** AVAILABLE DATA follows **

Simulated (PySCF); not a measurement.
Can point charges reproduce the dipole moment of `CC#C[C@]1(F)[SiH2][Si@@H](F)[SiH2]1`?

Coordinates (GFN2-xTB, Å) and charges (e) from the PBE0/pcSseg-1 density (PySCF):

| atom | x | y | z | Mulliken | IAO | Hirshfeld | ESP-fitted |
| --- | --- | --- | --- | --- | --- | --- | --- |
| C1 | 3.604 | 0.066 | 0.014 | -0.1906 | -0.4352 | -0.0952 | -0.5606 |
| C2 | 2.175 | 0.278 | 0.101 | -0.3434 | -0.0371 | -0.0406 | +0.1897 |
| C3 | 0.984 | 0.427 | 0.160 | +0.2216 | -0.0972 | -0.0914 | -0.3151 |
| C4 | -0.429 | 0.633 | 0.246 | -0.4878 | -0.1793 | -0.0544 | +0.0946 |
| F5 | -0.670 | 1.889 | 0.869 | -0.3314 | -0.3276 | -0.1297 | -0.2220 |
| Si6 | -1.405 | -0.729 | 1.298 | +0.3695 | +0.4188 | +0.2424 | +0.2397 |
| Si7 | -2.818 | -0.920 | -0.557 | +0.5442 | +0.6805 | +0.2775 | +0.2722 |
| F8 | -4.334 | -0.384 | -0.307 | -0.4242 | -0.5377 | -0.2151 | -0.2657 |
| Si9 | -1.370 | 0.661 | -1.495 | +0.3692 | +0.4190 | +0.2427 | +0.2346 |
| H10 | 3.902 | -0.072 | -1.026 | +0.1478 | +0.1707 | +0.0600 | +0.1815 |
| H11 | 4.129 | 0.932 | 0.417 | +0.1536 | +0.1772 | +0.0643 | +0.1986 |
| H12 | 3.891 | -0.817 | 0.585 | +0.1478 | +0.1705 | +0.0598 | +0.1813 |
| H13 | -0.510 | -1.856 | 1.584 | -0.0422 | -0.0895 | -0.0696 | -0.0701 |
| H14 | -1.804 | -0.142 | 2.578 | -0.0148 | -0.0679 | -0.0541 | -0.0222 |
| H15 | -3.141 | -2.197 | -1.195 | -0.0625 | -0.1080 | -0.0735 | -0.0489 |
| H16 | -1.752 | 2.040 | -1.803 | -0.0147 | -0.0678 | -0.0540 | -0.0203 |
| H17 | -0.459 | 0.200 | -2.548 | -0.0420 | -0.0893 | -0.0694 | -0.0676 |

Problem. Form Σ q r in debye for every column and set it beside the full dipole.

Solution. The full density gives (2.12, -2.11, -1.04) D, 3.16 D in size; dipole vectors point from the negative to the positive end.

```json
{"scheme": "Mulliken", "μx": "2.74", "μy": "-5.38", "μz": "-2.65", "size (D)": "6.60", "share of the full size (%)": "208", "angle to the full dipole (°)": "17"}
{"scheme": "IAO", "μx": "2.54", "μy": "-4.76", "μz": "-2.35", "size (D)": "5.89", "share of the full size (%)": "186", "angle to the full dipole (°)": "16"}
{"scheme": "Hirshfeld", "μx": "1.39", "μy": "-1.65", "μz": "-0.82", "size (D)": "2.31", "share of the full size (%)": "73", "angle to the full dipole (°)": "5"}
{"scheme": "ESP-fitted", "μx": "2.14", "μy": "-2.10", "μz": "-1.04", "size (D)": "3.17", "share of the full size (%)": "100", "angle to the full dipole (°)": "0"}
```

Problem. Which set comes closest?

** End of AVAILABLE DATA **

(WORK ITEM)
Set down, unchanged, only those lines above that fall between the line with "Coordinates (GFN2-xTB, Å)" and the line with "Problem. Form Σ", the two end lines included.

(TASK OUTPUT)
Coordinates (GFN2-xTB, Å) and charges (e) from the PBE0/pcSseg-1 density (PySCF):

| atom | x | y | z | Mulliken | IAO | Hirshfeld | ESP-fitted |
| --- | --- | --- | --- | --- | --- | --- | --- |
| C1 | 3.604 | 0.066 | 0.014 | -0.1906 | -0.4352 | -0.0952 | -0.5606 |
| C2 | 2.175 | 0.278 | 0.101 | -0.3434 | -0.0371 | -0.0406 | +0.1897 |
| C3 | 0.984 | 0.427 | 0.160 | +0.2216 | -0.0972 | -0.0914 | -0.3151 |
| C4 | -0.429 | 0.633 | 0.246 | -0.4878 | -0.1793 | -0.0544 | +0.0946 |
| F5 | -0.670 | 1.889 | 0.869 | -0.3314 | -0.3276 | -0.1297 | -0.2220 |
| Si6 | -1.405 | -0.729 | 1.298 | +0.3695 | +0.4188 | +0.2424 | +0.2397 |
| Si7 | -2.818 | -0.920 | -0.557 | +0.5442 | +0.6805 | +0.2775 | +0.2722 |
| F8 | -4.334 | -0.384 | -0.307 | -0.4242 | -0.5377 | -0.2151 | -0.2657 |
| Si9 | -1.370 | 0.661 | -1.495 | +0.3692 | +0.4190 | +0.2427 | +0.2346 |
| H10 | 3.902 | -0.072 | -1.026 | +0.1478 | +0.1707 | +0.0600 | +0.1815 |
| H11 | 4.129 | 0.932 | 0.417 | +0.1536 | +0.1772 | +0.0643 | +0.1986 |
| H12 | 3.891 | -0.817 | 0.585 | +0.1478 | +0.1705 | +0.0598 | +0.1813 |
| H13 | -0.510 | -1.856 | 1.584 | -0.0422 | -0.0895 | -0.0696 | -0.0701 |
| H14 | -1.804 | -0.142 | 2.578 | -0.0148 | -0.0679 | -0.0541 | -0.0222 |
| H15 | -3.141 | -2.197 | -1.195 | -0.0625 | -0.1080 | -0.0735 | -0.0489 |
| H16 | -1.752 | 2.040 | -1.803 | -0.0147 | -0.0678 | -0.0540 | -0.0203 |
| H17 | -0.459 | 0.200 | -2.548 | -0.0420 | -0.0893 | -0.0694 | -0.0676 |

Problem. Form Σ q r in debye for every column and set it beside the full dipole.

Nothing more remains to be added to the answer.